→ DATA EXCERPTS:
········
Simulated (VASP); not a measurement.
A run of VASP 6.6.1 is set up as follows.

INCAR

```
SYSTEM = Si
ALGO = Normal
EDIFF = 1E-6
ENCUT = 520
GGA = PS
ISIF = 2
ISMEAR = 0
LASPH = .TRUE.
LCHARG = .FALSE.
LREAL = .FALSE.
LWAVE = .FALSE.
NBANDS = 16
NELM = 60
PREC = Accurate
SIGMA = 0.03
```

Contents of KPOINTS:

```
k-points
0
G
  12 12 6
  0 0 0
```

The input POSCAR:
········

→ ASSIGNED TASK: Copy out each line above, character for character.

→ TASK SOLUTION:
Simulated (VASP); not a measurement.
A run of VASP 6.6.1 is set up as follows.

INCAR

```
SYSTEM = Si
ALGO = Normal
EDIFF = 1E-6
ENCUT = 520
GGA = PS
ISIF = 2
ISMEAR = 0
LASPH = .TRUE.
LCHARG = .FALSE.
LREAL = .FALSE.
LWAVE = .FALSE.
NBANDS = 16
NELM = 60
PREC = Accurate
SIGMA = 0.03
```

Contents of KPOINTS:

```
k-points
0
G
  12 12 6
  0 0 0
```

The input POSCAR:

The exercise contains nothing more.